Work task => Stop after the line containing "no spin polarisation": print each line exactly from the first line of the listing up to that point.

##############################
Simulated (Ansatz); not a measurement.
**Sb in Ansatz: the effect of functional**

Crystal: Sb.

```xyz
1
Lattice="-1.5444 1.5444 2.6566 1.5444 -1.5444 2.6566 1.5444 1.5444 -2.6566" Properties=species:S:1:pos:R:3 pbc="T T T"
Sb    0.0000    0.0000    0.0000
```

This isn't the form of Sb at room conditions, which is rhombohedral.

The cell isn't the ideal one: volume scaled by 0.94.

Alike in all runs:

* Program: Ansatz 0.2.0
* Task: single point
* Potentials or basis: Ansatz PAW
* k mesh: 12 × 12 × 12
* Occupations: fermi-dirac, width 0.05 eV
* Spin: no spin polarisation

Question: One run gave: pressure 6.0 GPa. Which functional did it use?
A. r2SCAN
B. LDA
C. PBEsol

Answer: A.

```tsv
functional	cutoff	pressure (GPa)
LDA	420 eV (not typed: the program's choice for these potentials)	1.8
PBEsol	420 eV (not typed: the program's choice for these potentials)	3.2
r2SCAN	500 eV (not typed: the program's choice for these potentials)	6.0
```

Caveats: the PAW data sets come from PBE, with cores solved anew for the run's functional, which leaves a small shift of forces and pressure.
##############################

Exercise response =>
Simulated (Ansatz); not a measurement.
**Sb in Ansatz: the effect of functional**

Crystal: Sb.

```xyz
1
Lattice="-1.5444 1.5444 2.6566 1.5444 -1.5444 2.6566 1.5444 1.5444 -2.6566" Properties=species:S:1:pos:R:3 pbc="T T T"
Sb    0.0000    0.0000    0.0000
```

This isn't the form of Sb at room conditions, which is rhombohedral.

The cell isn't the ideal one: volume scaled by 0.94.

Alike in all runs:

* Program: Ansatz 0.2.0
* Task: single point
* Potentials or basis: Ansatz PAW
* k mesh: 12 × 12 × 12
* Occupations: fermi-dirac, width 0.05 eV
* Spin: no spin polarisation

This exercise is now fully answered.